Record set:
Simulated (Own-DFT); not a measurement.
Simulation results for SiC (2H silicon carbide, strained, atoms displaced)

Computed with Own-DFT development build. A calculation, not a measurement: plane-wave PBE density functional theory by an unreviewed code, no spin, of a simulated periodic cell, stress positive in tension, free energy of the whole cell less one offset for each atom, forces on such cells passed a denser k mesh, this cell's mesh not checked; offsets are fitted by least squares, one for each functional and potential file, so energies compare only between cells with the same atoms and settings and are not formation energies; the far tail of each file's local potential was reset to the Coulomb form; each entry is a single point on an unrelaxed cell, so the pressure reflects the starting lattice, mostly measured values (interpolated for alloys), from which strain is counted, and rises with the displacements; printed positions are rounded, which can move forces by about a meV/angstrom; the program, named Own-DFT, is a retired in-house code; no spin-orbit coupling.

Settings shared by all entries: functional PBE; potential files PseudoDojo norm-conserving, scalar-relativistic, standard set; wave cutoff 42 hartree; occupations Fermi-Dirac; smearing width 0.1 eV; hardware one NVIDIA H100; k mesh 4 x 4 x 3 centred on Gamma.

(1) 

Requirement:
Transcribe, word for word, the data above from its first line through the line with "Simulation results for", and include nothing else.

Expected answer:
Simulated (Own-DFT); not a measurement.
Simulation results for SiC (2H silicon carbide, strained, atoms displaced)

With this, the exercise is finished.